(Data)

= = = = = = =

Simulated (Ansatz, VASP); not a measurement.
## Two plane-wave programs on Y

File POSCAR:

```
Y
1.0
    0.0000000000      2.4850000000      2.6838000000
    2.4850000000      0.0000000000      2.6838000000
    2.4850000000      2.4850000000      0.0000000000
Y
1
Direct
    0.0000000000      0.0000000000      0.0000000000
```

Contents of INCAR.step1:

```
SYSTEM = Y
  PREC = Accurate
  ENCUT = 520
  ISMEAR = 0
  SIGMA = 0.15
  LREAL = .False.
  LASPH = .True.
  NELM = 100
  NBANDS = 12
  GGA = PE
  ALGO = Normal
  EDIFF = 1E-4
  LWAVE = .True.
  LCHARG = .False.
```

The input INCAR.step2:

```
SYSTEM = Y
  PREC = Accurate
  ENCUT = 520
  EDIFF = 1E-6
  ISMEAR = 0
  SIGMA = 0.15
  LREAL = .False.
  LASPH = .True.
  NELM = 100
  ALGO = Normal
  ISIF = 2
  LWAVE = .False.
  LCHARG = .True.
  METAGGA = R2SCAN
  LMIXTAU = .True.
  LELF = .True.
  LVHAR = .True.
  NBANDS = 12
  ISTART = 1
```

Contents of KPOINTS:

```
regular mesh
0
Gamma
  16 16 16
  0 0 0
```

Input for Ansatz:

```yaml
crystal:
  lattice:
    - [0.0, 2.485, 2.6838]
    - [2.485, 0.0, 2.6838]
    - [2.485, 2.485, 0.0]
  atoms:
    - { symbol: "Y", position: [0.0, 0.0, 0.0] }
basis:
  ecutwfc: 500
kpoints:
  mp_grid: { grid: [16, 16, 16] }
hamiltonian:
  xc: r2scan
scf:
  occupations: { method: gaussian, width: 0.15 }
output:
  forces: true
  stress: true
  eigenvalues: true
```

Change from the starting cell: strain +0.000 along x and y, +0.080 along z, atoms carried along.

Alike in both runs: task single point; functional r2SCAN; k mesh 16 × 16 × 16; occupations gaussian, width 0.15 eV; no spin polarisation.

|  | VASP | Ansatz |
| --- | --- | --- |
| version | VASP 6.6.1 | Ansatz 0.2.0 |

= = = = = = =

(Required action)
When you reach the line that contains "Change from the", stop; that line and every line before it, from the very first line of the data, should be restated word for word.

(Reply)
Simulated (Ansatz, VASP); not a measurement.
## Two plane-wave programs on Y

File POSCAR:

```
Y
1.0
    0.0000000000      2.4850000000      2.6838000000
    2.4850000000      0.0000000000      2.6838000000
    2.4850000000      2.4850000000      0.0000000000
Y
1
Direct
    0.0000000000      0.0000000000      0.0000000000
```

Contents of INCAR.step1:

```
SYSTEM = Y
  PREC = Accurate
  ENCUT = 520
  ISMEAR = 0
  SIGMA = 0.15
  LREAL = .False.
  LASPH = .True.
  NELM = 100
  NBANDS = 12
  GGA = PE
  ALGO = Normal
  EDIFF = 1E-4
  LWAVE = .True.
  LCHARG = .False.
```

The input INCAR.step2:

```
SYSTEM = Y
  PREC = Accurate
  ENCUT = 520
  EDIFF = 1E-6
  ISMEAR = 0
  SIGMA = 0.15
  LREAL = .False.
  LASPH = .True.
  NELM = 100
  ALGO = Normal
  ISIF = 2
  LWAVE = .False.
  LCHARG = .True.
  METAGGA = R2SCAN
  LMIXTAU = .True.
  LELF = .True.
  LVHAR = .True.
  NBANDS = 12
  ISTART = 1
```

Contents of KPOINTS:

```
regular mesh
0
Gamma
  16 16 16
  0 0 0
```

Input for Ansatz:

```yaml
crystal:
  lattice:
    - [0.0, 2.485, 2.6838]
    - [2.485, 0.0, 2.6838]
    - [2.485, 2.485, 0.0]
  atoms:
    - { symbol: "Y", position: [0.0, 0.0, 0.0] }
basis:
  ecutwfc: 500
kpoints:
  mp_grid: { grid: [16, 16, 16] }
hamiltonian:
  xc: r2scan
scf:
  occupations: { method: gaussian, width: 0.15 }
output:
  forces: true
  stress: true
  eigenvalues: true
```

Change from the starting cell: strain +0.000 along x and y, +0.080 along z, atoms carried along.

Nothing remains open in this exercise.